Assignment »
Print out the full listing, exactly.

Source data »
+++

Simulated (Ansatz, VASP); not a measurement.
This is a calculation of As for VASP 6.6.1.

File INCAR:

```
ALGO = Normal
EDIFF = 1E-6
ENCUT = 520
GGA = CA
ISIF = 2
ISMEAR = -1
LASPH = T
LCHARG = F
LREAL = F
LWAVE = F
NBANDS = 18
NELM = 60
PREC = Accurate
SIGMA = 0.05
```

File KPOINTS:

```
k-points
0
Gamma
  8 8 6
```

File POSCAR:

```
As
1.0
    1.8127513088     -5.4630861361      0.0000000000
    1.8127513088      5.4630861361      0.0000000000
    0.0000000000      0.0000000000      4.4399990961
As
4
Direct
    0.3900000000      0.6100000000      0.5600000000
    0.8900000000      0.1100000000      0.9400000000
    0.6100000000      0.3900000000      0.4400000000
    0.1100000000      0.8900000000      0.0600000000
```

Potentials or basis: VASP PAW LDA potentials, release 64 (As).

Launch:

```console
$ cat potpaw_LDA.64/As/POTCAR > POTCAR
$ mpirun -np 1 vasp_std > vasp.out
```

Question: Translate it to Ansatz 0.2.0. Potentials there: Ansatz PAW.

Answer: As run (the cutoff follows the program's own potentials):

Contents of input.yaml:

+++

Written response »
Simulated (Ansatz, VASP); not a measurement.
This is a calculation of As for VASP 6.6.1.

File INCAR:

```
ALGO = Normal
EDIFF = 1E-6
ENCUT = 520
GGA = CA
ISIF = 2
ISMEAR = -1
LASPH = T
LCHARG = F
LREAL = F
LWAVE = F
NBANDS = 18
NELM = 60
PREC = Accurate
SIGMA = 0.05
```

File KPOINTS:

```
k-points
0
Gamma
  8 8 6
```

File POSCAR:

```
As
1.0
    1.8127513088     -5.4630861361      0.0000000000
    1.8127513088      5.4630861361      0.0000000000
    0.0000000000      0.0000000000      4.4399990961
As
4
Direct
    0.3900000000      0.6100000000      0.5600000000
    0.8900000000      0.1100000000      0.9400000000
    0.6100000000      0.3900000000      0.4400000000
    0.1100000000      0.8900000000      0.0600000000
```

Potentials or basis: VASP PAW LDA potentials, release 64 (As).

Launch:

```console
$ cat potpaw_LDA.64/As/POTCAR > POTCAR
$ mpirun -np 1 vasp_std > vasp.out
```

Question: Translate it to Ansatz 0.2.0. Potentials there: Ansatz PAW.

Answer: As run (the cutoff follows the program's own potentials):

Contents of input.yaml:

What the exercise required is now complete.